= = = = =
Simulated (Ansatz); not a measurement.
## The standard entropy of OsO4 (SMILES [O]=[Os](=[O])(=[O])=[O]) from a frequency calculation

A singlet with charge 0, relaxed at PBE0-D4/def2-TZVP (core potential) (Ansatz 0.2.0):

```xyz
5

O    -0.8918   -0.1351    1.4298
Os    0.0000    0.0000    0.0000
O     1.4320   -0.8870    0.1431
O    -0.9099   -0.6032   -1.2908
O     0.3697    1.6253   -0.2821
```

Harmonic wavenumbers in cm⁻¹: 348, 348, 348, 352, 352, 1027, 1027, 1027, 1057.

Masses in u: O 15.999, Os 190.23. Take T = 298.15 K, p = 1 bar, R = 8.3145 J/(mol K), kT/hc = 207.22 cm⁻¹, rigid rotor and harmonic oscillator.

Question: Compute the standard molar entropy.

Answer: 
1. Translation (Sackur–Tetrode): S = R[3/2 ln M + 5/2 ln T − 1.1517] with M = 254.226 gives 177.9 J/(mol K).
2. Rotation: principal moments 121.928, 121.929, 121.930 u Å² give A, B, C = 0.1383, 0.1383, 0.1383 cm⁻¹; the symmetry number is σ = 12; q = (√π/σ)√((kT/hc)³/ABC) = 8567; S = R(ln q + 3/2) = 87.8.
= = = = =

> [ACTION ITEM]:
The response should be an exact copy of every line above.

> [WORKED SOLUTION]:
Simulated (Ansatz); not a measurement.
## The standard entropy of OsO4 (SMILES [O]=[Os](=[O])(=[O])=[O]) from a frequency calculation

A singlet with charge 0, relaxed at PBE0-D4/def2-TZVP (core potential) (Ansatz 0.2.0):

```xyz
5

O    -0.8918   -0.1351    1.4298
Os    0.0000    0.0000    0.0000
O     1.4320   -0.8870    0.1431
O    -0.9099   -0.6032   -1.2908
O     0.3697    1.6253   -0.2821
```

Harmonic wavenumbers in cm⁻¹: 348, 348, 348, 352, 352, 1027, 1027, 1027, 1057.

Masses in u: O 15.999, Os 190.23. Take T = 298.15 K, p = 1 bar, R = 8.3145 J/(mol K), kT/hc = 207.22 cm⁻¹, rigid rotor and harmonic oscillator.

Question: Compute the standard molar entropy.

Answer: 
1. Translation (Sackur–Tetrode): S = R[3/2 ln M + 5/2 ln T − 1.1517] with M = 254.226 gives 177.9 J/(mol K).
2. Rotation: principal moments 121.928, 121.929, 121.930 u Å² give A, B, C = 0.1383, 0.1383, 0.1383 cm⁻¹; the symmetry number is σ = 12; q = (√π/σ)√((kT/hc)³/ABC) = 8567; S = R(ln q + 3/2) = 87.8.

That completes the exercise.